● **WORK ITEM**: Would you return the lines between the one holding "width 0.01 eV" and the one holding "Its results: band", inclusive, and only those, exactly as they stand in the listing below?

● **DATA SECTION**:
------
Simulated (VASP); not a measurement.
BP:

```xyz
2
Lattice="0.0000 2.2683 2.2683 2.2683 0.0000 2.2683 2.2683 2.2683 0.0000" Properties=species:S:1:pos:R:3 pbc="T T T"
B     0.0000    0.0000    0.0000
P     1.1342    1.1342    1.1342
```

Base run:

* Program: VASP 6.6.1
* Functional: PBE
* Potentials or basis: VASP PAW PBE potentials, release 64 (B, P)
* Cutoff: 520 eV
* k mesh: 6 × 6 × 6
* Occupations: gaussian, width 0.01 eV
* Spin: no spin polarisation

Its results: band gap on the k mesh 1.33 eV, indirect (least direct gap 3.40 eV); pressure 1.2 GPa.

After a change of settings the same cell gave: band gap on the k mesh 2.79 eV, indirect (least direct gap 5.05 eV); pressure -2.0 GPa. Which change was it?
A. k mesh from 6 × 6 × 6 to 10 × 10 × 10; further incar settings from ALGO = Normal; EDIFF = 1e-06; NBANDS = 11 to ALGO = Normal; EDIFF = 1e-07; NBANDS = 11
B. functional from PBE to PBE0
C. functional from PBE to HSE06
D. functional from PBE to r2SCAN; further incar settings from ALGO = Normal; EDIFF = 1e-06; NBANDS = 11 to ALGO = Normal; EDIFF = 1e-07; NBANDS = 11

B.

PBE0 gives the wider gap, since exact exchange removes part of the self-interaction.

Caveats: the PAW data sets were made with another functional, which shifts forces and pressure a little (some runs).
------

● **WRITTEN SOLUTION**:
* Occupations: gaussian, width 0.01 eV
* Spin: no spin polarisation

Its results: band gap on the k mesh 1.33 eV, indirect (least direct gap 3.40 eV); pressure 1.2 GPa.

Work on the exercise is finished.